—————
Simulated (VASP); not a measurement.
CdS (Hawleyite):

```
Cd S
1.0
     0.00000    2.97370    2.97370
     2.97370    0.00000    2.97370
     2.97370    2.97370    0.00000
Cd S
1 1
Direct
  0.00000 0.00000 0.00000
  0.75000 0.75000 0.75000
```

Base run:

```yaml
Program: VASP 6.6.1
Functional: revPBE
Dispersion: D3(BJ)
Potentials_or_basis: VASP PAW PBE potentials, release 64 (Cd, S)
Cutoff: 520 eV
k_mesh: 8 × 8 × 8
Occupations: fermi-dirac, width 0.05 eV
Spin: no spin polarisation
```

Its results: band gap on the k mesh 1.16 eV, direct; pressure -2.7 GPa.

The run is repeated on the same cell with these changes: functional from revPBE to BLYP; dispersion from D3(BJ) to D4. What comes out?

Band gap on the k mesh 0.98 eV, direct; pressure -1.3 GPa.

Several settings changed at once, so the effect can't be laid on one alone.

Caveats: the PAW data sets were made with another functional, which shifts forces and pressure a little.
—————

> [Work instruction]: From the entries above, write out only the lines starting at the line that holds "Band gap on the k mesh 0.98" and ending at the line that holds "Several settings changed", keeping both and matching them exactly.

> [Result]:
Band gap on the k mesh 0.98 eV, direct; pressure -1.3 GPa.

Several settings changed at once, so the effect can't be laid on one alone.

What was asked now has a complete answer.